The data
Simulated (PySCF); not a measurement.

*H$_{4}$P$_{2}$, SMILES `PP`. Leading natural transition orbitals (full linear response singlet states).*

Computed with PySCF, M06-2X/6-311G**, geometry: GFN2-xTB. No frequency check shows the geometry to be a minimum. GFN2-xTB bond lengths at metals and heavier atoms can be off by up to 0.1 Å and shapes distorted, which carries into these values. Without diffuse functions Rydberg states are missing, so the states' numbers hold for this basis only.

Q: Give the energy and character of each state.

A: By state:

Work task
Without omitting anything, set down all the entries above again.

Task solution
Simulated (PySCF); not a measurement.

*H$_{4}$P$_{2}$, SMILES `PP`. Leading natural transition orbitals (full linear response singlet states).*

Computed with PySCF, M06-2X/6-311G**, geometry: GFN2-xTB. No frequency check shows the geometry to be a minimum. GFN2-xTB bond lengths at metals and heavier atoms can be off by up to 0.1 Å and shapes distorted, which carries into these values. Without diffuse functions Rydberg states are missing, so the states' numbers hold for this basis only.

Q: Give the energy and character of each state.

A: By state:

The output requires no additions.